▶ **Information given**:
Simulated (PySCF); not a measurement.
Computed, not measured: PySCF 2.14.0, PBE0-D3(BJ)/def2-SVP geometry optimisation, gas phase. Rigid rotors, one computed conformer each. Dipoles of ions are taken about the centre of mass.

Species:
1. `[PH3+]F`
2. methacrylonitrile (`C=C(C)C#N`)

▶ **Activity**: Once more, write out all of the entries above exactly.

▶ **Worked solution**:
Simulated (PySCF); not a measurement.
Computed, not measured: PySCF 2.14.0, PBE0-D3(BJ)/def2-SVP geometry optimisation, gas phase. Rigid rotors, one computed conformer each. Dipoles of ions are taken about the centre of mass.

Species:
1. `[PH3+]F`
2. methacrylonitrile (`C=C(C)C#N`)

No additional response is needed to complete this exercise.